**WORK REQUEST**
Copy the data exactly. Leave nothing out.

**AVAILABLE DATA**
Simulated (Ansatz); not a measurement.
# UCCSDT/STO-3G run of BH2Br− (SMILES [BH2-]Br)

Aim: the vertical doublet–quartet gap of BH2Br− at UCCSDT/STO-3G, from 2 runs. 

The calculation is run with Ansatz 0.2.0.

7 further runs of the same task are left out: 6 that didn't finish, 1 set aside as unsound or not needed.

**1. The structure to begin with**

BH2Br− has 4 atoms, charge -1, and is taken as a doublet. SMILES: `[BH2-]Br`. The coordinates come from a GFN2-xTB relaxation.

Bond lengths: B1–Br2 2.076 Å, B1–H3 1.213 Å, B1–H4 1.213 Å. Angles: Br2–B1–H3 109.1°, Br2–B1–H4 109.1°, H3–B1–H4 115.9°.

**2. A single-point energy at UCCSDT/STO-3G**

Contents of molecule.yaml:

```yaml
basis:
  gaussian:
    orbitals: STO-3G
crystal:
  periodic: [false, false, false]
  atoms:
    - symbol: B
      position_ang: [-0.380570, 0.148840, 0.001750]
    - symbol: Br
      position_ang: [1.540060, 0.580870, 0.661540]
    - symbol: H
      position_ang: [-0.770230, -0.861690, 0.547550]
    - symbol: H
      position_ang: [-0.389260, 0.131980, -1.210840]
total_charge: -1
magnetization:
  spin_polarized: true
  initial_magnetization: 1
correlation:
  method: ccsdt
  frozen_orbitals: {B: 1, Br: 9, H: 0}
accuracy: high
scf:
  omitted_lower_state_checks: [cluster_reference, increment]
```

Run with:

**WRITTEN REPLY**
Simulated (Ansatz); not a measurement.
# UCCSDT/STO-3G run of BH2Br− (SMILES [BH2-]Br)

Aim: the vertical doublet–quartet gap of BH2Br− at UCCSDT/STO-3G, from 2 runs. 

The calculation is run with Ansatz 0.2.0.

7 further runs of the same task are left out: 6 that didn't finish, 1 set aside as unsound or not needed.

**1. The structure to begin with**

BH2Br− has 4 atoms, charge -1, and is taken as a doublet. SMILES: `[BH2-]Br`. The coordinates come from a GFN2-xTB relaxation.

Bond lengths: B1–Br2 2.076 Å, B1–H3 1.213 Å, B1–H4 1.213 Å. Angles: Br2–B1–H3 109.1°, Br2–B1–H4 109.1°, H3–B1–H4 115.9°.

**2. A single-point energy at UCCSDT/STO-3G**

Contents of molecule.yaml:

```yaml
basis:
  gaussian:
    orbitals: STO-3G
crystal:
  periodic: [false, false, false]
  atoms:
    - symbol: B
      position_ang: [-0.380570, 0.148840, 0.001750]
    - symbol: Br
      position_ang: [1.540060, 0.580870, 0.661540]
    - symbol: H
      position_ang: [-0.770230, -0.861690, 0.547550]
    - symbol: H
      position_ang: [-0.389260, 0.131980, -1.210840]
total_charge: -1
magnetization:
  spin_polarized: true
  initial_magnetization: 1
correlation:
  method: ccsdt
  frozen_orbitals: {B: 1, Br: 9, H: 0}
accuracy: high
scf:
  omitted_lower_state_checks: [cluster_reference, increment]
```

Run with:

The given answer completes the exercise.